- Data -
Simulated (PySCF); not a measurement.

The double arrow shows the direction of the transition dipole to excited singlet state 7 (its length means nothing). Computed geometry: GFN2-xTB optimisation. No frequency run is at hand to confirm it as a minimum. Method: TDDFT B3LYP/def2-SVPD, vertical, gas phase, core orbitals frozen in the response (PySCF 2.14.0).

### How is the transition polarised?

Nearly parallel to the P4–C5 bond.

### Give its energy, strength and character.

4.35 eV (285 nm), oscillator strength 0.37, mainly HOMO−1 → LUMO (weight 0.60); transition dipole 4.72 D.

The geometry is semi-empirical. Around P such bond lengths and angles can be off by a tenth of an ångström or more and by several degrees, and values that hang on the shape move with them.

- Activity -
Take the lines from the first line of the listing to the line containing "4.35 eV (285". Please print them exactly, ends included, with nothing else.

- Written solution -
Simulated (PySCF); not a measurement.

The double arrow shows the direction of the transition dipole to excited singlet state 7 (its length means nothing). Computed geometry: GFN2-xTB optimisation. No frequency run is at hand to confirm it as a minimum. Method: TDDFT B3LYP/def2-SVPD, vertical, gas phase, core orbitals frozen in the response (PySCF 2.14.0).

### How is the transition polarised?

Nearly parallel to the P4–C5 bond.

### Give its energy, strength and character.

4.35 eV (285 nm), oscillator strength 0.37, mainly HOMO−1 → LUMO (weight 0.60); transition dipole 4.72 D.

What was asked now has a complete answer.